WORK INSTRUCTION: Could you set down all of the data again, exactly as it stands?

RECORDED INFORMATION:
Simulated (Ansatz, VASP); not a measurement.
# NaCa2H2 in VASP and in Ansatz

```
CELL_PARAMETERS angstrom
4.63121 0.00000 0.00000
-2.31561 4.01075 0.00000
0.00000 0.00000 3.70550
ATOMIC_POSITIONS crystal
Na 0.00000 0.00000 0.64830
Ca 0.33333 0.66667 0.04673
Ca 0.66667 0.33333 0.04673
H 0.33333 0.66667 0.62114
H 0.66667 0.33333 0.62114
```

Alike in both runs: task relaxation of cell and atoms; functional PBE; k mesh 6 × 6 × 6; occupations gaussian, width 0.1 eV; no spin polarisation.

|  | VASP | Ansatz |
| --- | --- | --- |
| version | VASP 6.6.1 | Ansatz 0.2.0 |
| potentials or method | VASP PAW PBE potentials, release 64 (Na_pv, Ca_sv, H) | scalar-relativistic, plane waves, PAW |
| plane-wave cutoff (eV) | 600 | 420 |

SOLUTION:
Simulated (Ansatz, VASP); not a measurement.
# NaCa2H2 in VASP and in Ansatz

```
CELL_PARAMETERS angstrom
4.63121 0.00000 0.00000
-2.31561 4.01075 0.00000
0.00000 0.00000 3.70550
ATOMIC_POSITIONS crystal
Na 0.00000 0.00000 0.64830
Ca 0.33333 0.66667 0.04673
Ca 0.66667 0.33333 0.04673
H 0.33333 0.66667 0.62114
H 0.66667 0.33333 0.62114
```

Alike in both runs: task relaxation of cell and atoms; functional PBE; k mesh 6 × 6 × 6; occupations gaussian, width 0.1 eV; no spin polarisation.

|  | VASP | Ansatz |
| --- | --- | --- |
| version | VASP 6.6.1 | Ansatz 0.2.0 |
| potentials or method | VASP PAW PBE potentials, release 64 (Na_pv, Ca_sv, H) | scalar-relativistic, plane waves, PAW |
| plane-wave cutoff (eV) | 600 | 420 |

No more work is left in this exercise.